Assignment: All of the data is to be copied without a single change.

Data provided:
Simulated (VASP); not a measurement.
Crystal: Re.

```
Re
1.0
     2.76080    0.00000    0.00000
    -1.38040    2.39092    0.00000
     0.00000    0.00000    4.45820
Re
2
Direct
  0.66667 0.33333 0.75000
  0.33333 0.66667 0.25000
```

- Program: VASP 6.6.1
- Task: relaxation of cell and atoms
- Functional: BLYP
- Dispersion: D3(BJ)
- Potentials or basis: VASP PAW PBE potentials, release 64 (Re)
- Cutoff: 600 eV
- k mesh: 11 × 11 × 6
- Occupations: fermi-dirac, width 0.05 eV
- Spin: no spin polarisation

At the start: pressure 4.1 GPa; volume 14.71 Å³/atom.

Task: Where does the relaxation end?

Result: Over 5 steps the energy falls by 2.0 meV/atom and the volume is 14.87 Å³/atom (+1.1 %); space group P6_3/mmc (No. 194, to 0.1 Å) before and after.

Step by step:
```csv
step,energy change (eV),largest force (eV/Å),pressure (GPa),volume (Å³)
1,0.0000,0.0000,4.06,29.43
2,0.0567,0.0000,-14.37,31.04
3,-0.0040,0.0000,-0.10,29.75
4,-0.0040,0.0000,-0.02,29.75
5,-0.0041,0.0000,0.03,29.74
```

Reply:
Simulated (VASP); not a measurement.
Crystal: Re.

```
Re
1.0
     2.76080    0.00000    0.00000
    -1.38040    2.39092    0.00000
     0.00000    0.00000    4.45820
Re
2
Direct
  0.66667 0.33333 0.75000
  0.33333 0.66667 0.25000
```

- Program: VASP 6.6.1
- Task: relaxation of cell and atoms
- Functional: BLYP
- Dispersion: D3(BJ)
- Potentials or basis: VASP PAW PBE potentials, release 64 (Re)
- Cutoff: 600 eV
- k mesh: 11 × 11 × 6
- Occupations: fermi-dirac, width 0.05 eV
- Spin: no spin polarisation

At the start: pressure 4.1 GPa; volume 14.71 Å³/atom.

Task: Where does the relaxation end?

Result: Over 5 steps the energy falls by 2.0 meV/atom and the volume is 14.87 Å³/atom (+1.1 %); space group P6_3/mmc (No. 194, to 0.1 Å) before and after.

Step by step:
```csv
step,energy change (eV),largest force (eV/Å),pressure (GPa),volume (Å³)
1,0.0000,0.0000,4.06,29.43
2,0.0567,0.0000,-14.37,31.04
3,-0.0040,0.0000,-0.10,29.75
4,-0.0040,0.0000,-0.02,29.75
5,-0.0041,0.0000,0.03,29.74
```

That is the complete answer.